Work instruction: The data below is to be output in full, unchanged.

▬▬▬
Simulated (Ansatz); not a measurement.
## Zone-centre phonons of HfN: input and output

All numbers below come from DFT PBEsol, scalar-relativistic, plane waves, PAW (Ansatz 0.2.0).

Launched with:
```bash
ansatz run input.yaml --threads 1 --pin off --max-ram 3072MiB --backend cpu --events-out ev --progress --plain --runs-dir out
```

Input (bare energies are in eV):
▬▬▬

Exercise result:
Simulated (Ansatz); not a measurement.
## Zone-centre phonons of HfN: input and output

All numbers below come from DFT PBEsol, scalar-relativistic, plane waves, PAW (Ansatz 0.2.0).

Launched with:
```bash
ansatz run input.yaml --threads 1 --pin off --max-ram 3072MiB --backend cpu --events-out ev --progress --plain --runs-dir out
```

Input (bare energies are in eV):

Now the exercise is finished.